# [Brief]
Word for word, please restate the lines from the beginning of the data through the line in which "A: Yes, a band crosses the Fermi level." appears.

# [Given data]
+ + + + +
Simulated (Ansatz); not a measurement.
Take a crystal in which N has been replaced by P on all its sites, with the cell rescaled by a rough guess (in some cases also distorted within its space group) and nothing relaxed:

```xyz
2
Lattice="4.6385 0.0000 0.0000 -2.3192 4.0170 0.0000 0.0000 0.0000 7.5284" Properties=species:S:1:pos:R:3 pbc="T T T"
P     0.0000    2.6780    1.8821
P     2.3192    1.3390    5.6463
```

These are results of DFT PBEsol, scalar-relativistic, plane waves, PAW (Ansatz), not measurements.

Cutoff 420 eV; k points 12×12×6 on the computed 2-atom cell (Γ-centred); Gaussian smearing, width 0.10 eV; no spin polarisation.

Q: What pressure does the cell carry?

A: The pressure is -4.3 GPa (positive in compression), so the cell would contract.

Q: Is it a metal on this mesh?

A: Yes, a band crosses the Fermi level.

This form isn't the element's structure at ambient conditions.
+ + + + +

# [Solution]
Simulated (Ansatz); not a measurement.
Take a crystal in which N has been replaced by P on all its sites, with the cell rescaled by a rough guess (in some cases also distorted within its space group) and nothing relaxed:

```xyz
2
Lattice="4.6385 0.0000 0.0000 -2.3192 4.0170 0.0000 0.0000 0.0000 7.5284" Properties=species:S:1:pos:R:3 pbc="T T T"
P     0.0000    2.6780    1.8821
P     2.3192    1.3390    5.6463
```

These are results of DFT PBEsol, scalar-relativistic, plane waves, PAW (Ansatz), not measurements.

Cutoff 420 eV; k points 12×12×6 on the computed 2-atom cell (Γ-centred); Gaussian smearing, width 0.10 eV; no spin polarisation.

Q: What pressure does the cell carry?

A: The pressure is -4.3 GPa (positive in compression), so the cell would contract.

Q: Is it a metal on this mesh?

A: Yes, a band crosses the Fermi level.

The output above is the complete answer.